*ASSIGNED TASK*
Please take the records that follow and repeat exactly the lines starting with the line with "All numbers are" and going on through the line with "the first run**".

● ● ● ● ● ● ●
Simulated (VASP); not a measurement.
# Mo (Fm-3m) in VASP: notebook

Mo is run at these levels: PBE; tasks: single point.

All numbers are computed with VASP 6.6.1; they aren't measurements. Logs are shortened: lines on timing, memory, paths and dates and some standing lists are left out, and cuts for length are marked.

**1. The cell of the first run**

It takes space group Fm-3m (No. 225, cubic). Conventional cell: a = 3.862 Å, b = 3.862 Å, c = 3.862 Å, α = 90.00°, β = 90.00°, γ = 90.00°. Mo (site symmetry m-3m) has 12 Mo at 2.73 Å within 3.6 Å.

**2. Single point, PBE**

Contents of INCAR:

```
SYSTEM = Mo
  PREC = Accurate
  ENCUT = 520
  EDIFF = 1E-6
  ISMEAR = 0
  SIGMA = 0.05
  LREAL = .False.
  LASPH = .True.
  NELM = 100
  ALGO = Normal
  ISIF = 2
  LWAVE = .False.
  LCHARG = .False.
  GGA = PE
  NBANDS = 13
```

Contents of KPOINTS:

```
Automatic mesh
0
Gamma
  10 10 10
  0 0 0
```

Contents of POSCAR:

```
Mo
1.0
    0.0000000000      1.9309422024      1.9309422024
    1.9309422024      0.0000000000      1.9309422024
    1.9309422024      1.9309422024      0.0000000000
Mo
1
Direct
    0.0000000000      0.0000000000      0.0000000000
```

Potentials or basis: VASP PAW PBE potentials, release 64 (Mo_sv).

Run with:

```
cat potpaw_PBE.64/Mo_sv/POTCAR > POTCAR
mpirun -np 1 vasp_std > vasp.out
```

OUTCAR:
● ● ● ● ● ● ●

*REPLY*
All numbers are computed with VASP 6.6.1; they aren't measurements. Logs are shortened: lines on timing, memory, paths and dates and some standing lists are left out, and cuts for length are marked.

**1. The cell of the first run**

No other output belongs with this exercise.